Work item -
Please reproduce each of the following entries exactly.

Raw data -
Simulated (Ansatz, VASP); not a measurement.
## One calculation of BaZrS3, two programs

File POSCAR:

Expected answer -
Simulated (Ansatz, VASP); not a measurement.
## One calculation of BaZrS3, two programs

File POSCAR:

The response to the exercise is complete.